Copy the lines of the entries exactly, from the opening one to the one holding "- rms of the force components (eV/Å): 0.014", and leave out everything after.

▸ Supplied data
##########
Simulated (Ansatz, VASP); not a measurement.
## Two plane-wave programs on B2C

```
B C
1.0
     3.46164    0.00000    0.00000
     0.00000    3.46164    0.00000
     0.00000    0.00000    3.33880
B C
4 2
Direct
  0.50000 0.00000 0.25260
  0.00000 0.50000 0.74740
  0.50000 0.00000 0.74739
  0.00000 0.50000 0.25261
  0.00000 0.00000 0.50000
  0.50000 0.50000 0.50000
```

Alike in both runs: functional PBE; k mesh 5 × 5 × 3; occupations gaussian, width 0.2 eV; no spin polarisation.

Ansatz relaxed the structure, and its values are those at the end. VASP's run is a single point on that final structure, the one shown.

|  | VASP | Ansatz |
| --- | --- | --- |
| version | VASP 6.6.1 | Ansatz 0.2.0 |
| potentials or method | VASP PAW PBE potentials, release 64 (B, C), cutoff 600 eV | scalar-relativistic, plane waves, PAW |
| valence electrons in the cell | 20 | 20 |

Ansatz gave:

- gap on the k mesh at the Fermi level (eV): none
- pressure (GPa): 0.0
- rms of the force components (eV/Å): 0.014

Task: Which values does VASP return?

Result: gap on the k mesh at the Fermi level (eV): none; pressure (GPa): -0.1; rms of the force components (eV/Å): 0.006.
##########

▸ Exercise solution
Simulated (Ansatz, VASP); not a measurement.
## Two plane-wave programs on B2C

```
B C
1.0
     3.46164    0.00000    0.00000
     0.00000    3.46164    0.00000
     0.00000    0.00000    3.33880
B C
4 2
Direct
  0.50000 0.00000 0.25260
  0.00000 0.50000 0.74740
  0.50000 0.00000 0.74739
  0.00000 0.50000 0.25261
  0.00000 0.00000 0.50000
  0.50000 0.50000 0.50000
```

Alike in both runs: functional PBE; k mesh 5 × 5 × 3; occupations gaussian, width 0.2 eV; no spin polarisation.

Ansatz relaxed the structure, and its values are those at the end. VASP's run is a single point on that final structure, the one shown.

|  | VASP | Ansatz |
| --- | --- | --- |
| version | VASP 6.6.1 | Ansatz 0.2.0 |
| potentials or method | VASP PAW PBE potentials, release 64 (B, C), cutoff 600 eV | scalar-relativistic, plane waves, PAW |
| valence electrons in the cell | 20 | 20 |

Ansatz gave:

- gap on the k mesh at the Fermi level (eV): none
- pressure (GPa): 0.0
- rms of the force components (eV/Å): 0.014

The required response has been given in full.